### ACTION ITEM:
Retype the records below so that each one matches exactly.

════

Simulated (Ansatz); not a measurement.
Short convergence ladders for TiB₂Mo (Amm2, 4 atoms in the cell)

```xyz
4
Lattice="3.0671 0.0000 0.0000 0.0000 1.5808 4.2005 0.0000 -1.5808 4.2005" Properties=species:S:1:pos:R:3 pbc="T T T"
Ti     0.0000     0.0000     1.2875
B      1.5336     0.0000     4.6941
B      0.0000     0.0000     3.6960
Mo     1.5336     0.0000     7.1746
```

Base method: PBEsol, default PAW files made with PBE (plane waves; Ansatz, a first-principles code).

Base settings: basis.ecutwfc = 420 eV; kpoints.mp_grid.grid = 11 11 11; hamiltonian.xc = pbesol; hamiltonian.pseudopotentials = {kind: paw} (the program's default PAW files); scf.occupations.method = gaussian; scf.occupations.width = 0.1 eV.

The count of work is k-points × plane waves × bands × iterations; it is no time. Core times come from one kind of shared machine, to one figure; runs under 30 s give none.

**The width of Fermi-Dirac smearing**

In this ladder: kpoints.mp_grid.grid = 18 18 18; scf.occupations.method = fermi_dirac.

════

### RESPONSE:
Simulated (Ansatz); not a measurement.
Short convergence ladders for TiB₂Mo (Amm2, 4 atoms in the cell)

```xyz
4
Lattice="3.0671 0.0000 0.0000 0.0000 1.5808 4.2005 0.0000 -1.5808 4.2005" Properties=species:S:1:pos:R:3 pbc="T T T"
Ti     0.0000     0.0000     1.2875
B      1.5336     0.0000     4.6941
B      0.0000     0.0000     3.6960
Mo     1.5336     0.0000     7.1746
```

Base method: PBEsol, default PAW files made with PBE (plane waves; Ansatz, a first-principles code).

Base settings: basis.ecutwfc = 420 eV; kpoints.mp_grid.grid = 11 11 11; hamiltonian.xc = pbesol; hamiltonian.pseudopotentials = {kind: paw} (the program's default PAW files); scf.occupations.method = gaussian; scf.occupations.width = 0.1 eV.

The count of work is k-points × plane waves × bands × iterations; it is no time. Core times come from one kind of shared machine, to one figure; runs under 30 s give none.

**The width of Fermi-Dirac smearing**

In this ladder: kpoints.mp_grid.grid = 18 18 18; scf.occupations.method = fermi_dirac.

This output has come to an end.